__Information shown__.
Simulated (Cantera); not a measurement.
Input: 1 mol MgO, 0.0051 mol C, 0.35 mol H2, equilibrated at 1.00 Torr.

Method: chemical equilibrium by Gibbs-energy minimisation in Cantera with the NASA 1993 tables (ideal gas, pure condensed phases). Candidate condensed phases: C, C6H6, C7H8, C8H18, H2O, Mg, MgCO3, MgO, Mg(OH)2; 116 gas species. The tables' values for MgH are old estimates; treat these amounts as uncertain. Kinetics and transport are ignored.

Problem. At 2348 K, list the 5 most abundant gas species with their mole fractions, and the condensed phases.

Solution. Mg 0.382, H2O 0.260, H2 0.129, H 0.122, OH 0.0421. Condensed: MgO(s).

__Assignment__. Please reproduce the records exactly, without leaving any out.

__Problem solution__.
Simulated (Cantera); not a measurement.
Input: 1 mol MgO, 0.0051 mol C, 0.35 mol H2, equilibrated at 1.00 Torr.

Method: chemical equilibrium by Gibbs-energy minimisation in Cantera with the NASA 1993 tables (ideal gas, pure condensed phases). Candidate condensed phases: C, C6H6, C7H8, C8H18, H2O, Mg, MgCO3, MgO, Mg(OH)2; 116 gas species. The tables' values for MgH are old estimates; treat these amounts as uncertain. Kinetics and transport are ignored.

Problem. At 2348 K, list the 5 most abundant gas species with their mole fractions, and the condensed phases.

Solution. Mg 0.382, H2O 0.260, H2 0.129, H 0.122, OH 0.0421. Condensed: MgO(s).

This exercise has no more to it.